**Action item:**
Word for word, restate the entries below from their first line through the line that contains "How far does it lie above each of them?".

:: Supplied material

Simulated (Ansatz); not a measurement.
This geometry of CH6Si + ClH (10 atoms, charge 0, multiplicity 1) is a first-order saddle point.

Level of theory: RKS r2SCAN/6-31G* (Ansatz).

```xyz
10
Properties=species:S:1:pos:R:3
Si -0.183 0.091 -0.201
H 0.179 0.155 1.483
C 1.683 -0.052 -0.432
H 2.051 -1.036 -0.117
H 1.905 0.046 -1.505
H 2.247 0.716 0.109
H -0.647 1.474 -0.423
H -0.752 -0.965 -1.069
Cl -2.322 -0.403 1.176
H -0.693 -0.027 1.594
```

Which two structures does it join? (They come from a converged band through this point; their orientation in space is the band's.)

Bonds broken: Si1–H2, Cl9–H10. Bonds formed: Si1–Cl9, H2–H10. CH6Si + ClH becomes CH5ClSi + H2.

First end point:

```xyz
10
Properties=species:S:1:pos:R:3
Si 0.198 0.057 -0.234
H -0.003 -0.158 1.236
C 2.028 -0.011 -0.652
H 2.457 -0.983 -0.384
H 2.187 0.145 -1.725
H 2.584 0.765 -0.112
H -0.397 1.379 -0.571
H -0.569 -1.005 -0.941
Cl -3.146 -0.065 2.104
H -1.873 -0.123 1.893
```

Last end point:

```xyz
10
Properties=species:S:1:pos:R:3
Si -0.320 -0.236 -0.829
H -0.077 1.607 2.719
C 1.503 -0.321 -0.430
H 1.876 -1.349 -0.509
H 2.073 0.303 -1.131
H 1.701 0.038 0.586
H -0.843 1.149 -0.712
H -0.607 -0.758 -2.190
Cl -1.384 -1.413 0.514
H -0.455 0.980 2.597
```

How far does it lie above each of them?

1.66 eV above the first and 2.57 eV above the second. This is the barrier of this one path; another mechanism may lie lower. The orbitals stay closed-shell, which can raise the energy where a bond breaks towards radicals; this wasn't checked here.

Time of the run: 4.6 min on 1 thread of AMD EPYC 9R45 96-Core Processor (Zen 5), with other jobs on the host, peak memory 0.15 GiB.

::::

**Exercise result:**
Simulated (Ansatz); not a measurement.
This geometry of CH6Si + ClH (10 atoms, charge 0, multiplicity 1) is a first-order saddle point.

Level of theory: RKS r2SCAN/6-31G* (Ansatz).

```xyz
10
Properties=species:S:1:pos:R:3
Si -0.183 0.091 -0.201
H 0.179 0.155 1.483
C 1.683 -0.052 -0.432
H 2.051 -1.036 -0.117
H 1.905 0.046 -1.505
H 2.247 0.716 0.109
H -0.647 1.474 -0.423
H -0.752 -0.965 -1.069
Cl -2.322 -0.403 1.176
H -0.693 -0.027 1.594
```

Which two structures does it join? (They come from a converged band through this point; their orientation in space is the band's.)

Bonds broken: Si1–H2, Cl9–H10. Bonds formed: Si1–Cl9, H2–H10. CH6Si + ClH becomes CH5ClSi + H2.

First end point:

```xyz
10
Properties=species:S:1:pos:R:3
Si 0.198 0.057 -0.234
H -0.003 -0.158 1.236
C 2.028 -0.011 -0.652
H 2.457 -0.983 -0.384
H 2.187 0.145 -1.725
H 2.584 0.765 -0.112
H -0.397 1.379 -0.571
H -0.569 -1.005 -0.941
Cl -3.146 -0.065 2.104
H -1.873 -0.123 1.893
```

Last end point:

```xyz
10
Properties=species:S:1:pos:R:3
Si -0.320 -0.236 -0.829
H -0.077 1.607 2.719
C 1.503 -0.321 -0.430
H 1.876 -1.349 -0.509
H 2.073 0.303 -1.131
H 1.701 0.038 0.586
H -0.843 1.149 -0.712
H -0.607 -0.758 -2.190
Cl -1.384 -1.413 0.514
H -0.455 0.980 2.597
```

How far does it lie above each of them?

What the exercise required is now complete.